Exercise:
Retype every record below exactly as it appears.

Information provided:
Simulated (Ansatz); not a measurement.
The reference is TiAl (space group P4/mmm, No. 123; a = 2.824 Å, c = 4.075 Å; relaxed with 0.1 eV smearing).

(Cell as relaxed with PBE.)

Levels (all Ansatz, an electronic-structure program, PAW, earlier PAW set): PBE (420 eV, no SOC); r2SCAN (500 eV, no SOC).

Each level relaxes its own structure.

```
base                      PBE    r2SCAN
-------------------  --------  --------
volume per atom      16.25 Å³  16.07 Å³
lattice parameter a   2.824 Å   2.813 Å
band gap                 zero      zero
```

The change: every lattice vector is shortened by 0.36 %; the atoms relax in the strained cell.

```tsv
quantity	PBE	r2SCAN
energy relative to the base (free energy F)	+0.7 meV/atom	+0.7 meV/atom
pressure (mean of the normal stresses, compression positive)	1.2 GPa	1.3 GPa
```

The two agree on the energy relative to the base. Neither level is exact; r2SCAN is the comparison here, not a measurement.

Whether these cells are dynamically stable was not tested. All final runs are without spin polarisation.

Exercise solution:
Simulated (Ansatz); not a measurement.
The reference is TiAl (space group P4/mmm, No. 123; a = 2.824 Å, c = 4.075 Å; relaxed with 0.1 eV smearing).

(Cell as relaxed with PBE.)

Levels (all Ansatz, an electronic-structure program, PAW, earlier PAW set): PBE (420 eV, no SOC); r2SCAN (500 eV, no SOC).

Each level relaxes its own structure.

```
base                      PBE    r2SCAN
-------------------  --------  --------
volume per atom      16.25 Å³  16.07 Å³
lattice parameter a   2.824 Å   2.813 Å
band gap                 zero      zero
```

The change: every lattice vector is shortened by 0.36 %; the atoms relax in the strained cell.

```tsv
quantity	PBE	r2SCAN
energy relative to the base (free energy F)	+0.7 meV/atom	+0.7 meV/atom
pressure (mean of the normal stresses, compression positive)	1.2 GPa	1.3 GPa
```

The two agree on the energy relative to the base. Neither level is exact; r2SCAN is the comparison here, not a measurement.

Whether these cells are dynamically stable was not tested. All final runs are without spin polarisation.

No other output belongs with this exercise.